**Assigned task:**
When you output the entries, begin with the first line and end with the line containing "(C) BOC(C)C", keeping each line exactly as it is.

**Raw data:**
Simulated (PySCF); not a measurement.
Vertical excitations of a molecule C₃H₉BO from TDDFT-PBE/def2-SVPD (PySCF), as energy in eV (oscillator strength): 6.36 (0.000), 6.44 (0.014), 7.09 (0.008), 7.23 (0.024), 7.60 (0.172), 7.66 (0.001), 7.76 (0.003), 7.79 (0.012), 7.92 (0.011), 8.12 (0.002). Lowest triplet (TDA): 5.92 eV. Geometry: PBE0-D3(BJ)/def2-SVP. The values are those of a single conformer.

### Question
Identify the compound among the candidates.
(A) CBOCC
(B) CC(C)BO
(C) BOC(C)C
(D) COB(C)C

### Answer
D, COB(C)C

**Written reply:**
Simulated (PySCF); not a measurement.
Vertical excitations of a molecule C₃H₉BO from TDDFT-PBE/def2-SVPD (PySCF), as energy in eV (oscillator strength): 6.36 (0.000), 6.44 (0.014), 7.09 (0.008), 7.23 (0.024), 7.60 (0.172), 7.66 (0.001), 7.76 (0.003), 7.79 (0.012), 7.92 (0.011), 8.12 (0.002). Lowest triplet (TDA): 5.92 eV. Geometry: PBE0-D3(BJ)/def2-SVP. The values are those of a single conformer.

### Question
Identify the compound among the candidates.
(A) CBOCC
(B) CC(C)BO
(C) BOC(C)C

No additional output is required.